When you repeat the listing, keep every character as it is.

START SUPPLIED MATERIAL

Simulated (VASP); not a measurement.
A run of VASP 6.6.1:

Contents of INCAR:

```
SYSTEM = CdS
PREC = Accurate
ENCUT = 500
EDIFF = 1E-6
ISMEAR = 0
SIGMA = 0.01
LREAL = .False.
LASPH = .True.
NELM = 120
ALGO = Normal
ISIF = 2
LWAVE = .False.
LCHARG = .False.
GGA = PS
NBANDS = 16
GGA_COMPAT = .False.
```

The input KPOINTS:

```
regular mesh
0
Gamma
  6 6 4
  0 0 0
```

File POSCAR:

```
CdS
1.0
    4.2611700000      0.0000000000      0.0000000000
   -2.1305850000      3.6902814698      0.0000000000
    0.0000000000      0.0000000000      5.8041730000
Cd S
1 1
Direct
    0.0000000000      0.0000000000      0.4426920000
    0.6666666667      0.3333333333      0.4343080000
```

END SUPPLIED MATERIAL

PROBLEM SOLUTION:
Simulated (VASP); not a measurement.
A run of VASP 6.6.1:

Contents of INCAR:

```
SYSTEM = CdS
PREC = Accurate
ENCUT = 500
EDIFF = 1E-6
ISMEAR = 0
SIGMA = 0.01
LREAL = .False.
LASPH = .True.
NELM = 120
ALGO = Normal
ISIF = 2
LWAVE = .False.
LCHARG = .False.
GGA = PS
NBANDS = 16
GGA_COMPAT = .False.
```

The input KPOINTS:

```
regular mesh
0
Gamma
  6 6 4
  0 0 0
```

File POSCAR:

```
CdS
1.0
    4.2611700000      0.0000000000      0.0000000000
   -2.1305850000      3.6902814698      0.0000000000
    0.0000000000      0.0000000000      5.8041730000
Cd S
1 1
Direct
    0.0000000000      0.0000000000      0.4426920000
    0.6666666667      0.3333333333      0.4343080000
```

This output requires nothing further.